Write out the stretch of lines below that begins at the line with "- Further INCAR" and ends at the line with "Wall time 21", including both, exactly as given and nothing more.

Information supplied:
= = = = = = =

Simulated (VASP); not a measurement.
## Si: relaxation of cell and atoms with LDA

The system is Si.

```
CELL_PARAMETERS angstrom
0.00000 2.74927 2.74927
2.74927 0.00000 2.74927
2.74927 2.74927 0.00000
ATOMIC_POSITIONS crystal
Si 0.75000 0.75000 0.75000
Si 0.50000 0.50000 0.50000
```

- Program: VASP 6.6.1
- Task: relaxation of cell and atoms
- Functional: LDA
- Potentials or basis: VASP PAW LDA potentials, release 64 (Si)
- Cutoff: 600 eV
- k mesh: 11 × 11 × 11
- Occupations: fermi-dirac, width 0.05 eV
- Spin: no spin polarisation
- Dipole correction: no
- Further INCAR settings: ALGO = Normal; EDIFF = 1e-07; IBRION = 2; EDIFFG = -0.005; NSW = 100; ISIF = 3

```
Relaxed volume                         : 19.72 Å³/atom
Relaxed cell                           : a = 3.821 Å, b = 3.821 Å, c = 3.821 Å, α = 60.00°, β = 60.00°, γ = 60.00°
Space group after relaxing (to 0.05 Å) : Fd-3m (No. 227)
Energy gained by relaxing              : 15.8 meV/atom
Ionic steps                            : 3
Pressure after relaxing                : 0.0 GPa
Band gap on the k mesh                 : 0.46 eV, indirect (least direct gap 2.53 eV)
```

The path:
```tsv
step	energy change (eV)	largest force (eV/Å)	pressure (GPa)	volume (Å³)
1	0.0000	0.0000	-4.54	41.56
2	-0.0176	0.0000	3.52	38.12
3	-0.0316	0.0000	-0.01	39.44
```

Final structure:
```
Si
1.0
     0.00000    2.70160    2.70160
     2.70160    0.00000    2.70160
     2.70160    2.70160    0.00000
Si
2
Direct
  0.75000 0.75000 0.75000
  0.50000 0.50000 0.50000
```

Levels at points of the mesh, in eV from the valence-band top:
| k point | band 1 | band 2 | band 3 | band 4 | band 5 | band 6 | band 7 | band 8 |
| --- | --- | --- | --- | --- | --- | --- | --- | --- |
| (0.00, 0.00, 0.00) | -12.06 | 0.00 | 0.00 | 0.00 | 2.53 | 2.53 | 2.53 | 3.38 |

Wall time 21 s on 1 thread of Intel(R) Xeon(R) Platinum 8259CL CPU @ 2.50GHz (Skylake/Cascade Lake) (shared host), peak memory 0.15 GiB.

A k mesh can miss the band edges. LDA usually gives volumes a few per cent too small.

= = = = = = =

Exercise solution:
- Further INCAR settings: ALGO = Normal; EDIFF = 1e-07; IBRION = 2; EDIFFG = -0.005; NSW = 100; ISIF = 3

```
Relaxed volume                         : 19.72 Å³/atom
Relaxed cell                           : a = 3.821 Å, b = 3.821 Å, c = 3.821 Å, α = 60.00°, β = 60.00°, γ = 60.00°
Space group after relaxing (to 0.05 Å) : Fd-3m (No. 227)
Energy gained by relaxing              : 15.8 meV/atom
Ionic steps                            : 3
Pressure after relaxing                : 0.0 GPa
Band gap on the k mesh                 : 0.46 eV, indirect (least direct gap 2.53 eV)
```

The path:
```tsv
step	energy change (eV)	largest force (eV/Å)	pressure (GPa)	volume (Å³)
1	0.0000	0.0000	-4.54	41.56
2	-0.0176	0.0000	3.52	38.12
3	-0.0316	0.0000	-0.01	39.44
```

Final structure:
```
Si
1.0
     0.00000    2.70160    2.70160
     2.70160    0.00000    2.70160
     2.70160    2.70160    0.00000
Si
2
Direct
  0.75000 0.75000 0.75000
  0.50000 0.50000 0.50000
```

Levels at points of the mesh, in eV from the valence-band top:
| k point | band 1 | band 2 | band 3 | band 4 | band 5 | band 6 | band 7 | band 8 |
| --- | --- | --- | --- | --- | --- | --- | --- | --- |
| (0.00, 0.00, 0.00) | -12.06 | 0.00 | 0.00 | 0.00 | 2.53 | 2.53 | 2.53 | 3.38 |

Wall time 21 s on 1 thread of Intel(R) Xeon(R) Platinum 8259CL CPU @ 2.50GHz (Skylake/Cascade Lake) (shared host), peak memory 0.15 GiB.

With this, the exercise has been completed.